> EXTRACTED ENTRIES:
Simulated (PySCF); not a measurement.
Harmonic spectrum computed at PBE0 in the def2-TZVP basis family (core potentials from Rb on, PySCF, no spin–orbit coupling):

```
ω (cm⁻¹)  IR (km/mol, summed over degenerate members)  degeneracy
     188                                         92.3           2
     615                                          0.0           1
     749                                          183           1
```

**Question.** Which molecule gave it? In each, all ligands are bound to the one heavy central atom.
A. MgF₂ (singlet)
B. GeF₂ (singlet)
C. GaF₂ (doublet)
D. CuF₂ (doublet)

> ACTIVITY:
Could you retype all of the entries exactly, leaving none out?

> ANSWER SPACE:
Simulated (PySCF); not a measurement.
Harmonic spectrum computed at PBE0 in the def2-TZVP basis family (core potentials from Rb on, PySCF, no spin–orbit coupling):

```
ω (cm⁻¹)  IR (km/mol, summed over degenerate members)  degeneracy
     188                                         92.3           2
     615                                          0.0           1
     749                                          183           1
```

**Question.** Which molecule gave it? In each, all ligands are bound to the one heavy central atom.
A. MgF₂ (singlet)
B. GeF₂ (singlet)
C. GaF₂ (doublet)
D. CuF₂ (doublet)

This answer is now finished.